## WORK INSTRUCTION
Repeat the entries exactly as they stand.

## EXTRACTED ENTRIES
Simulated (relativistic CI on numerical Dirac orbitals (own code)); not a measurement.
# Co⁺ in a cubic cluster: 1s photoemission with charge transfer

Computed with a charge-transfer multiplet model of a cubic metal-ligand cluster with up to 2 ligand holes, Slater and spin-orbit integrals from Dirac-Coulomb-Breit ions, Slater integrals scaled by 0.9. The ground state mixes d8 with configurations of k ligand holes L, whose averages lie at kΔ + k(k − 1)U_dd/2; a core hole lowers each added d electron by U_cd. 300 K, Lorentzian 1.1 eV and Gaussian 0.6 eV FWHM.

## RESULT
Simulated (relativistic CI on numerical Dirac orbitals (own code)); not a measurement.
# Co⁺ in a cubic cluster: 1s photoemission with charge transfer

Computed with a charge-transfer multiplet model of a cubic metal-ligand cluster with up to 2 ligand holes, Slater and spin-orbit integrals from Dirac-Coulomb-Breit ions, Slater integrals scaled by 0.9. The ground state mixes d8 with configurations of k ligand holes L, whose averages lie at kΔ + k(k − 1)U_dd/2; a core hole lowers each added d electron by U_cd. 300 K, Lorentzian 1.1 eV and Gaussian 0.6 eV FWHM.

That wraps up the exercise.